-=-=-

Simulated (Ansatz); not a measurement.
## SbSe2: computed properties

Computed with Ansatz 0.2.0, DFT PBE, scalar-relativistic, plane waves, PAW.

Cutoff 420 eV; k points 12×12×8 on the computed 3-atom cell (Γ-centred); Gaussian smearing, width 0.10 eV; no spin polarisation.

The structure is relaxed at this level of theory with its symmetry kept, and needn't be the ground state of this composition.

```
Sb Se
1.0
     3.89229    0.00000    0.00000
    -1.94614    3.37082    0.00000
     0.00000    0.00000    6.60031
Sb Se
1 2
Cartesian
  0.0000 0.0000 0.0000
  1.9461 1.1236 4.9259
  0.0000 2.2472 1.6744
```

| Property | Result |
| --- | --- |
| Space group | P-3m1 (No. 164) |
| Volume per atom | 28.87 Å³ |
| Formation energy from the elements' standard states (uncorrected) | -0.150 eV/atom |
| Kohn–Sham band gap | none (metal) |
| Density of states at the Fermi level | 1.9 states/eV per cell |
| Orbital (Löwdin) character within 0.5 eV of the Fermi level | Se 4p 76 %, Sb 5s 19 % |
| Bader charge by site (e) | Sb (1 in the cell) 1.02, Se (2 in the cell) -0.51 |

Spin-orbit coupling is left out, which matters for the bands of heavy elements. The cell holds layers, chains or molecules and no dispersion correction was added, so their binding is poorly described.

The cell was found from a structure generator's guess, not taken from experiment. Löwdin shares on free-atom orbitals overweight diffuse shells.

-=-=-

In the entries above, please find the line with "-0.150 eV/atom |" and the line with "Spin-orbit coupling is", then write out exactly those two lines and every line between them, and nothing more.

Written response —
| Formation energy from the elements' standard states (uncorrected) | -0.150 eV/atom |
| Kohn–Sham band gap | none (metal) |
| Density of states at the Fermi level | 1.9 states/eV per cell |
| Orbital (Löwdin) character within 0.5 eV of the Fermi level | Se 4p 76 %, Sb 5s 19 % |
| Bader charge by site (e) | Sb (1 in the cell) 1.02, Se (2 in the cell) -0.51 |

Spin-orbit coupling is left out, which matters for the bands of heavy elements. The cell holds layers, chains or molecules and no dispersion correction was added, so their binding is poorly described.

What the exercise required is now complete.